__Action item__
Transcribe exactly the lines that begin the material and continue through the line containing "The change that". Leave out whatever follows.

__Extracted records__
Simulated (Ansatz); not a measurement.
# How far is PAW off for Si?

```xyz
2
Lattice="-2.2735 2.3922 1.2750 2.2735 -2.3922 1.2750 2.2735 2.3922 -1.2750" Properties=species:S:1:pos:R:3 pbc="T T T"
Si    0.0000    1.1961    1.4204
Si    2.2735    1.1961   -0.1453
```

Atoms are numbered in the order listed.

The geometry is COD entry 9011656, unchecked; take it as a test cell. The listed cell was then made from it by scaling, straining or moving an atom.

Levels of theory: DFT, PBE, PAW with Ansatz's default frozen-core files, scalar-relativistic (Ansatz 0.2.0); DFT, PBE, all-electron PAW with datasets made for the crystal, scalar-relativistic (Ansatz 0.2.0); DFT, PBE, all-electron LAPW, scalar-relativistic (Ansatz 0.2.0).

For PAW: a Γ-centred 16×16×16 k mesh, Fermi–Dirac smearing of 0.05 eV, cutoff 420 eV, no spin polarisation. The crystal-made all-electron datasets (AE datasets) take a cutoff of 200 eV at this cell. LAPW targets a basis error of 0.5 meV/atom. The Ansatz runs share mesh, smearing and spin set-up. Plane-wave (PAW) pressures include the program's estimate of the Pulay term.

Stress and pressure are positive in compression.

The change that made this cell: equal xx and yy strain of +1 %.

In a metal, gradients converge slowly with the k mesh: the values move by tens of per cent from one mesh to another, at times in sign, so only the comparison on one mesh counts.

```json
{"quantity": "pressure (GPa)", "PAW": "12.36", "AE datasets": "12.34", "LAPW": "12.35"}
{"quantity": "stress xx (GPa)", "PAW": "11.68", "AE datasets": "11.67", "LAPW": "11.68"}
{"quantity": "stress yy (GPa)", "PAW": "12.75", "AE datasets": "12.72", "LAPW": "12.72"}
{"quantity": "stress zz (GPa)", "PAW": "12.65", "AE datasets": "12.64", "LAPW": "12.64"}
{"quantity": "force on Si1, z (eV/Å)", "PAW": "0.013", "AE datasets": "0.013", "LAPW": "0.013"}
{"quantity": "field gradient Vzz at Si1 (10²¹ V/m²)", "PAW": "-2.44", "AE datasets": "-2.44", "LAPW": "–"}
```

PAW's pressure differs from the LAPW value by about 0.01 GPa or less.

__Written solution__
Simulated (Ansatz); not a measurement.
# How far is PAW off for Si?

```xyz
2
Lattice="-2.2735 2.3922 1.2750 2.2735 -2.3922 1.2750 2.2735 2.3922 -1.2750" Properties=species:S:1:pos:R:3 pbc="T T T"
Si    0.0000    1.1961    1.4204
Si    2.2735    1.1961   -0.1453
```

Atoms are numbered in the order listed.

The geometry is COD entry 9011656, unchecked; take it as a test cell. The listed cell was then made from it by scaling, straining or moving an atom.

Levels of theory: DFT, PBE, PAW with Ansatz's default frozen-core files, scalar-relativistic (Ansatz 0.2.0); DFT, PBE, all-electron PAW with datasets made for the crystal, scalar-relativistic (Ansatz 0.2.0); DFT, PBE, all-electron LAPW, scalar-relativistic (Ansatz 0.2.0).

For PAW: a Γ-centred 16×16×16 k mesh, Fermi–Dirac smearing of 0.05 eV, cutoff 420 eV, no spin polarisation. The crystal-made all-electron datasets (AE datasets) take a cutoff of 200 eV at this cell. LAPW targets a basis error of 0.5 meV/atom. The Ansatz runs share mesh, smearing and spin set-up. Plane-wave (PAW) pressures include the program's estimate of the Pulay term.

Stress and pressure are positive in compression.

The change that made this cell: equal xx and yy strain of +1 %.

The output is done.